*Requirement*
Give back exactly the lines from the start of the listing to the line containing "The next free-ion", inclusive, and nothing beyond them.

___ Given entries
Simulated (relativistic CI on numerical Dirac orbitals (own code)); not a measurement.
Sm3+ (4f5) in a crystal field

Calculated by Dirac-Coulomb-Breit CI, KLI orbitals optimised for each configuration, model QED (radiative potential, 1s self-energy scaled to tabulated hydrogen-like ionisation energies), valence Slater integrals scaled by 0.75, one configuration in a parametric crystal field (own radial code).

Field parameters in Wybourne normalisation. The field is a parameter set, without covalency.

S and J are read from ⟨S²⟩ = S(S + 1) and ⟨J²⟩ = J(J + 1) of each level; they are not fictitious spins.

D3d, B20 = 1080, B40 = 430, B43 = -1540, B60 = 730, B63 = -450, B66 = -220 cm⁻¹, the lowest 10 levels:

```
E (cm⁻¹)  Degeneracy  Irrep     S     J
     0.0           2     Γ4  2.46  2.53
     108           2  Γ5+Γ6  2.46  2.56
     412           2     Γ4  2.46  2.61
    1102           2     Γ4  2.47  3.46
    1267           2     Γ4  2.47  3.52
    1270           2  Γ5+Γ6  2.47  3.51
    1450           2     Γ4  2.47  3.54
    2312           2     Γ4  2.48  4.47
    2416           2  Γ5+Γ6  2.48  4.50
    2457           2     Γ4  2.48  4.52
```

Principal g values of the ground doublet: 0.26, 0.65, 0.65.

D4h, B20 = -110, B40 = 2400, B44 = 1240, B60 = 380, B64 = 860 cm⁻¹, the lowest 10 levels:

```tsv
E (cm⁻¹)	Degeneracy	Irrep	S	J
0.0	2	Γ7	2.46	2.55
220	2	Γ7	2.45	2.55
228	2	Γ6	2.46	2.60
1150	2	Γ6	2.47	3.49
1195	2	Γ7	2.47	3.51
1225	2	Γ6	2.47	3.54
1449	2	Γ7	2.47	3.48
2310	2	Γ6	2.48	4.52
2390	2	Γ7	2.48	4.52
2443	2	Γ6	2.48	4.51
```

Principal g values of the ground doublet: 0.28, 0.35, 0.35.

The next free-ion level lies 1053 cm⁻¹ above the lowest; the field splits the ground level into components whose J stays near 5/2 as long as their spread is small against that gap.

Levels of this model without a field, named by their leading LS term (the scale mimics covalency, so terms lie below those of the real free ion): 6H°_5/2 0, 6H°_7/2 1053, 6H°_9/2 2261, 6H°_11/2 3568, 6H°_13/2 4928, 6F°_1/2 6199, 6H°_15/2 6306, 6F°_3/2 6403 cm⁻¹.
______

*Exercise response*
Simulated (relativistic CI on numerical Dirac orbitals (own code)); not a measurement.
Sm3+ (4f5) in a crystal field

Calculated by Dirac-Coulomb-Breit CI, KLI orbitals optimised for each configuration, model QED (radiative potential, 1s self-energy scaled to tabulated hydrogen-like ionisation energies), valence Slater integrals scaled by 0.75, one configuration in a parametric crystal field (own radial code).

Field parameters in Wybourne normalisation. The field is a parameter set, without covalency.

S and J are read from ⟨S²⟩ = S(S + 1) and ⟨J²⟩ = J(J + 1) of each level; they are not fictitious spins.

D3d, B20 = 1080, B40 = 430, B43 = -1540, B60 = 730, B63 = -450, B66 = -220 cm⁻¹, the lowest 10 levels:

```
E (cm⁻¹)  Degeneracy  Irrep     S     J
     0.0           2     Γ4  2.46  2.53
     108           2  Γ5+Γ6  2.46  2.56
     412           2     Γ4  2.46  2.61
    1102           2     Γ4  2.47  3.46
    1267           2     Γ4  2.47  3.52
    1270           2  Γ5+Γ6  2.47  3.51
    1450           2     Γ4  2.47  3.54
    2312           2     Γ4  2.48  4.47
    2416           2  Γ5+Γ6  2.48  4.50
    2457           2     Γ4  2.48  4.52
```

Principal g values of the ground doublet: 0.26, 0.65, 0.65.

D4h, B20 = -110, B40 = 2400, B44 = 1240, B60 = 380, B64 = 860 cm⁻¹, the lowest 10 levels:

```tsv
E (cm⁻¹)	Degeneracy	Irrep	S	J
0.0	2	Γ7	2.46	2.55
220	2	Γ7	2.45	2.55
228	2	Γ6	2.46	2.60
1150	2	Γ6	2.47	3.49
1195	2	Γ7	2.47	3.51
1225	2	Γ6	2.47	3.54
1449	2	Γ7	2.47	3.48
2310	2	Γ6	2.48	4.52
2390	2	Γ7	2.48	4.52
2443	2	Γ6	2.48	4.51
```

Principal g values of the ground doublet: 0.28, 0.35, 0.35.

The next free-ion level lies 1053 cm⁻¹ above the lowest; the field splits the ground level into components whose J stays near 5/2 as long as their spread is small against that gap.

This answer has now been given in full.